Brief ->
All of the data below needs to be set down again, exactly as shown.

Data for review ->
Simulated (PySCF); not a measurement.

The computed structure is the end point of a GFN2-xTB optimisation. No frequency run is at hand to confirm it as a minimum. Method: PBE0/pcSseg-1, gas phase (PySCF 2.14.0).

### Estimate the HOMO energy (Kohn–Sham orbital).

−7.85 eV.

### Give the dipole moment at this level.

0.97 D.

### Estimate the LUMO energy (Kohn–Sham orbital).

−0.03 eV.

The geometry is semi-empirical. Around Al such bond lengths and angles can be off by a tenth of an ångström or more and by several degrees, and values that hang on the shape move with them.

Worked solution ->
Simulated (PySCF); not a measurement.

The computed structure is the end point of a GFN2-xTB optimisation. No frequency run is at hand to confirm it as a minimum. Method: PBE0/pcSseg-1, gas phase (PySCF 2.14.0).

### Estimate the HOMO energy (Kohn–Sham orbital).

−7.85 eV.

### Give the dipole moment at this level.

0.97 D.

### Estimate the LUMO energy (Kohn–Sham orbital).

−0.03 eV.

The geometry is semi-empirical. Around Al such bond lengths and angles can be off by a tenth of an ångström or more and by several degrees, and values that hang on the shape move with them.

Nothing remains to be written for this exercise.